→ EXERCISE: Would you please return the lines of the entries below starting at the line that has "## Substituent chemical shifts" and ending at the line that has "Chemical shifts δ", both included, exactly as they are?

→ GIVEN ENTRIES:
•••••

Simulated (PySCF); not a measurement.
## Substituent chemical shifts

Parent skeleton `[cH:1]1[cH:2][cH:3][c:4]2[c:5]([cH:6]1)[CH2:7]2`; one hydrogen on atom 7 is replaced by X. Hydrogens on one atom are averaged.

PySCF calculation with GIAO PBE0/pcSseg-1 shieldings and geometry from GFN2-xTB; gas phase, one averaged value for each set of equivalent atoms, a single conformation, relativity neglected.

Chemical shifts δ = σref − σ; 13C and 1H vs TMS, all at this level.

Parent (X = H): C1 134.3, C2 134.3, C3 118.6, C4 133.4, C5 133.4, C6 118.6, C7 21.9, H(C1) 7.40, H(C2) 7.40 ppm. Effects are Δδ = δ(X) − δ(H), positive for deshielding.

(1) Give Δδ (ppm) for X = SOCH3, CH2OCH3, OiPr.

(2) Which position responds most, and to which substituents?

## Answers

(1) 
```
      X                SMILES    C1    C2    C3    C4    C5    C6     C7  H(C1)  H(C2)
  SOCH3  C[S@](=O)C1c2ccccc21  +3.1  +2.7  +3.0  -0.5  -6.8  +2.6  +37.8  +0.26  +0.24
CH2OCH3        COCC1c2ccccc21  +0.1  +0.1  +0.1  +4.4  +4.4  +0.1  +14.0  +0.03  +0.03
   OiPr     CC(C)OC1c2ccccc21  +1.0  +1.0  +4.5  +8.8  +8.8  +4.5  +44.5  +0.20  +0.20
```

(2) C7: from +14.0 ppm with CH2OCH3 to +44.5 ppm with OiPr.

•••••

→ RESULT:
## Substituent chemical shifts

Parent skeleton `[cH:1]1[cH:2][cH:3][c:4]2[c:5]([cH:6]1)[CH2:7]2`; one hydrogen on atom 7 is replaced by X. Hydrogens on one atom are averaged.

PySCF calculation with GIAO PBE0/pcSseg-1 shieldings and geometry from GFN2-xTB; gas phase, one averaged value for each set of equivalent atoms, a single conformation, relativity neglected.

Chemical shifts δ = σref − σ; 13C and 1H vs TMS, all at this level.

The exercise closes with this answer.